For this exercise, restate word for word only the lines from the first line of the data to the line containing "D) CO[SiH2][SiH2]CF".

### DATA FOR REVIEW
== Segment start ==
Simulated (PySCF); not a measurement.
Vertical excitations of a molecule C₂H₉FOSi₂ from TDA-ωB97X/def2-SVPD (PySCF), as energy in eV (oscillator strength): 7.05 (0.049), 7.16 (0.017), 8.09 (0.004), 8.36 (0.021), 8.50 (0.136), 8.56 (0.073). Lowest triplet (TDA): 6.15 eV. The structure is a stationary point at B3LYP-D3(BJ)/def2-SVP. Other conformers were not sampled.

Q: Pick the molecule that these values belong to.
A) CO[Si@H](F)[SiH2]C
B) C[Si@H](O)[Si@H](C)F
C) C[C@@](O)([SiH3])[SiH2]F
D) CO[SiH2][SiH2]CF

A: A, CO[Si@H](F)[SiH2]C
== Segment end ==

### ANSWER BOX
Simulated (PySCF); not a measurement.
Vertical excitations of a molecule C₂H₉FOSi₂ from TDA-ωB97X/def2-SVPD (PySCF), as energy in eV (oscillator strength): 7.05 (0.049), 7.16 (0.017), 8.09 (0.004), 8.36 (0.021), 8.50 (0.136), 8.56 (0.073). Lowest triplet (TDA): 6.15 eV. The structure is a stationary point at B3LYP-D3(BJ)/def2-SVP. Other conformers were not sampled.

Q: Pick the molecule that these values belong to.
A) CO[Si@H](F)[SiH2]C
B) C[Si@H](O)[Si@H](C)F
C) C[C@@](O)([SiH3])[SiH2]F
D) CO[SiH2][SiH2]CF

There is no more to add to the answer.